+++ Recorded information

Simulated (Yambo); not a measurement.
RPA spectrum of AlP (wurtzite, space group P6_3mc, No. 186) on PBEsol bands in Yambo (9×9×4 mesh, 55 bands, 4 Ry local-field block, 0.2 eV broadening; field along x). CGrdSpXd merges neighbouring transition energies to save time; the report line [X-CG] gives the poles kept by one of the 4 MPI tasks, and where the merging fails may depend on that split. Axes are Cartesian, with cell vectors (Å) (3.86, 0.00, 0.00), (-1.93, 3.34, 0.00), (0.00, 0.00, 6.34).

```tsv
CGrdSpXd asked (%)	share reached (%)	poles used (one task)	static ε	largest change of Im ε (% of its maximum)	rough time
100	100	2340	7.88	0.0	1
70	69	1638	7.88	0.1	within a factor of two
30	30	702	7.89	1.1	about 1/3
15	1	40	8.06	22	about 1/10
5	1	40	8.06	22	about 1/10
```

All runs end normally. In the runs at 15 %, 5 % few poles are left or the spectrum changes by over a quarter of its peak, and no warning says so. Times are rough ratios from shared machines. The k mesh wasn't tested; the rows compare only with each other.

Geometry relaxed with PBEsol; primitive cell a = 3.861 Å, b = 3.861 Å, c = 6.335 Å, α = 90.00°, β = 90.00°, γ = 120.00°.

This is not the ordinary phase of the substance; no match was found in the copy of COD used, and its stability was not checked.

++++++

> [Work instruction]: Your task is to output all of the data above word for word.

> [Response box]:
Simulated (Yambo); not a measurement.
RPA spectrum of AlP (wurtzite, space group P6_3mc, No. 186) on PBEsol bands in Yambo (9×9×4 mesh, 55 bands, 4 Ry local-field block, 0.2 eV broadening; field along x). CGrdSpXd merges neighbouring transition energies to save time; the report line [X-CG] gives the poles kept by one of the 4 MPI tasks, and where the merging fails may depend on that split. Axes are Cartesian, with cell vectors (Å) (3.86, 0.00, 0.00), (-1.93, 3.34, 0.00), (0.00, 0.00, 6.34).

```tsv
CGrdSpXd asked (%)	share reached (%)	poles used (one task)	static ε	largest change of Im ε (% of its maximum)	rough time
100	100	2340	7.88	0.0	1
70	69	1638	7.88	0.1	within a factor of two
30	30	702	7.89	1.1	about 1/3
15	1	40	8.06	22	about 1/10
5	1	40	8.06	22	about 1/10
```

All runs end normally. In the runs at 15 %, 5 % few poles are left or the spectrum changes by over a quarter of its peak, and no warning says so. Times are rough ratios from shared machines. The k mesh wasn't tested; the rows compare only with each other.

Geometry relaxed with PBEsol; primitive cell a = 3.861 Å, b = 3.861 Å, c = 6.335 Å, α = 90.00°, β = 90.00°, γ = 120.00°.

This is not the ordinary phase of the substance; no match was found in the copy of COD used, and its stability was not checked.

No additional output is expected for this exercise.